• _PROVIDED MATERIAL_:
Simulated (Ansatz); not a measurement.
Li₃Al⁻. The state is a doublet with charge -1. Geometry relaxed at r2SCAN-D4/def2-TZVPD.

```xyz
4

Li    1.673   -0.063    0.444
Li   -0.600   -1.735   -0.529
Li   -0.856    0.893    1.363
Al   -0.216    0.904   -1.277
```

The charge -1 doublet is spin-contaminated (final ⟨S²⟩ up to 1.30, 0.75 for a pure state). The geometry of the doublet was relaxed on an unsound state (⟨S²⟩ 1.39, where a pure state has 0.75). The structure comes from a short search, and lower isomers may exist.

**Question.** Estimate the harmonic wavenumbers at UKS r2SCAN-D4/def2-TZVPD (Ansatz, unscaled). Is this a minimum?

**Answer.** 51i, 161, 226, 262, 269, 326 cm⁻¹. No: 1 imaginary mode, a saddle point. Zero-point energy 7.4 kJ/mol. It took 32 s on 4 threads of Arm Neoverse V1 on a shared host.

• _ASSIGNMENT_:
Every entry above should be written out again, precisely.

• _EXERCISE ANSWER_:
Simulated (Ansatz); not a measurement.
Li₃Al⁻. The state is a doublet with charge -1. Geometry relaxed at r2SCAN-D4/def2-TZVPD.

```xyz
4

Li    1.673   -0.063    0.444
Li   -0.600   -1.735   -0.529
Li   -0.856    0.893    1.363
Al   -0.216    0.904   -1.277
```

The charge -1 doublet is spin-contaminated (final ⟨S²⟩ up to 1.30, 0.75 for a pure state). The geometry of the doublet was relaxed on an unsound state (⟨S²⟩ 1.39, where a pure state has 0.75). The structure comes from a short search, and lower isomers may exist.

**Question.** Estimate the harmonic wavenumbers at UKS r2SCAN-D4/def2-TZVPD (Ansatz, unscaled). Is this a minimum?

**Answer.** 51i, 161, 226, 262, 269, 326 cm⁻¹. No: 1 imaginary mode, a saddle point. Zero-point energy 7.4 kJ/mol. It took 32 s on 4 threads of Arm Neoverse V1 on a shared host.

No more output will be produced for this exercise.